## Work item
Output every entry exactly as it appears.

──────────────────────────────

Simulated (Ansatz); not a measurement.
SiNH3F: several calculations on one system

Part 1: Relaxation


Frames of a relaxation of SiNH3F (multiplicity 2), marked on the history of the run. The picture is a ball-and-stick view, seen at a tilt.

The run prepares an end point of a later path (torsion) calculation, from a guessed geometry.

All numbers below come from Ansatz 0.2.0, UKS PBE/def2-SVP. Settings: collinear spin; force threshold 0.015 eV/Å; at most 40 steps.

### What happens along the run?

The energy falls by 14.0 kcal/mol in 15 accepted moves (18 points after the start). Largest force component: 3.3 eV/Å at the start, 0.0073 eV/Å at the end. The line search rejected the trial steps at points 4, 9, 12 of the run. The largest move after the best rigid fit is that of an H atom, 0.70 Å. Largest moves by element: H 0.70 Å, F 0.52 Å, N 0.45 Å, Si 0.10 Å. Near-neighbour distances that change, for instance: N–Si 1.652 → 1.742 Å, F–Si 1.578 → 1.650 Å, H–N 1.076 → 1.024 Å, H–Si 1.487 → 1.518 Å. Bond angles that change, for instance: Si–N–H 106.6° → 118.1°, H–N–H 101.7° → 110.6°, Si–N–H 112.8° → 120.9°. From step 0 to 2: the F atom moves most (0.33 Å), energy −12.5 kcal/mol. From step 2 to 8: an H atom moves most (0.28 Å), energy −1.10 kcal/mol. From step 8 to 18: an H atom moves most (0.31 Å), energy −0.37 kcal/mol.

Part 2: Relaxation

──────────────────────────────

## Written solution
Simulated (Ansatz); not a measurement.
SiNH3F: several calculations on one system

Part 1: Relaxation


Frames of a relaxation of SiNH3F (multiplicity 2), marked on the history of the run. The picture is a ball-and-stick view, seen at a tilt.

The run prepares an end point of a later path (torsion) calculation, from a guessed geometry.

All numbers below come from Ansatz 0.2.0, UKS PBE/def2-SVP. Settings: collinear spin; force threshold 0.015 eV/Å; at most 40 steps.

### What happens along the run?

The energy falls by 14.0 kcal/mol in 15 accepted moves (18 points after the start). Largest force component: 3.3 eV/Å at the start, 0.0073 eV/Å at the end. The line search rejected the trial steps at points 4, 9, 12 of the run. The largest move after the best rigid fit is that of an H atom, 0.70 Å. Largest moves by element: H 0.70 Å, F 0.52 Å, N 0.45 Å, Si 0.10 Å. Near-neighbour distances that change, for instance: N–Si 1.652 → 1.742 Å, F–Si 1.578 → 1.650 Å, H–N 1.076 → 1.024 Å, H–Si 1.487 → 1.518 Å. Bond angles that change, for instance: Si–N–H 106.6° → 118.1°, H–N–H 101.7° → 110.6°, Si–N–H 112.8° → 120.9°. From step 0 to 2: the F atom moves most (0.33 Å), energy −12.5 kcal/mol. From step 2 to 8: an H atom moves most (0.28 Å), energy −1.10 kcal/mol. From step 8 to 18: an H atom moves most (0.31 Å), energy −0.37 kcal/mol.

Part 2: Relaxation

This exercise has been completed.